Start of MATERIAL SUPPLIED

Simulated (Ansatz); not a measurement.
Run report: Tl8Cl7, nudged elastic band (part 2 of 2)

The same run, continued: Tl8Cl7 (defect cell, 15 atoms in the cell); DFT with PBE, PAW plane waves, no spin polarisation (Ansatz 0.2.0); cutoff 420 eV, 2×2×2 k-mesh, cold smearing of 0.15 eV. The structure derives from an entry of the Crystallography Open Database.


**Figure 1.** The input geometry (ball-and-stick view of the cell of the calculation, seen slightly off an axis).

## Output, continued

End of MATERIAL SUPPLIED

Using only the entries above, output the line with "Run report: Tl8Cl7, nudged", the line with "off an axis).", and all lines between them, exactly as they stand.

-- TASK ANSWER --
Run report: Tl8Cl7, nudged elastic band (part 2 of 2)

The same run, continued: Tl8Cl7 (defect cell, 15 atoms in the cell); DFT with PBE, PAW plane waves, no spin polarisation (Ansatz 0.2.0); cutoff 420 eV, 2×2×2 k-mesh, cold smearing of 0.15 eV. The structure derives from an entry of the Crystallography Open Database.


**Figure 1.** The input geometry (ball-and-stick view of the cell of the calculation, seen slightly off an axis).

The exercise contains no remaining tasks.